### Dataset
○ ○ ○ ○

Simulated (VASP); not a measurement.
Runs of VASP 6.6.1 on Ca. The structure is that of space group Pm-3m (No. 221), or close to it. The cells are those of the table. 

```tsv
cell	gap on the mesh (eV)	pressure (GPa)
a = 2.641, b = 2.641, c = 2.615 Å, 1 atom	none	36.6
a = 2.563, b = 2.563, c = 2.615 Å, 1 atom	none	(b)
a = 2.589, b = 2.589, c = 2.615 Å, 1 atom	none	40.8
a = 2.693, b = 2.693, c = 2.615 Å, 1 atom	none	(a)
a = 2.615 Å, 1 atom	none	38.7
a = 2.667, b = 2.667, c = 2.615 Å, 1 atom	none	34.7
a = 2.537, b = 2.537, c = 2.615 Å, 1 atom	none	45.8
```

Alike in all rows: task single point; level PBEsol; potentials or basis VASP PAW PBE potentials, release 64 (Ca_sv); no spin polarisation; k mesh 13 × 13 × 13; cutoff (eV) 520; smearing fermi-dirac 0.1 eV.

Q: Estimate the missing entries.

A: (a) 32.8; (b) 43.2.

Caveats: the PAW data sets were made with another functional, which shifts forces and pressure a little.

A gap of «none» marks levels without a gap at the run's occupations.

○ ○ ○ ○

### Activity
From the listing above, output exactly the run of lines that starts with the line containing "Q: Estimate the missing entries." and ends with the line containing "Caveats: the PAW".

### Task answer
Q: Estimate the missing entries.

A: (a) 32.8; (b) 43.2.

Caveats: the PAW data sets were made with another functional, which shifts forces and pressure a little.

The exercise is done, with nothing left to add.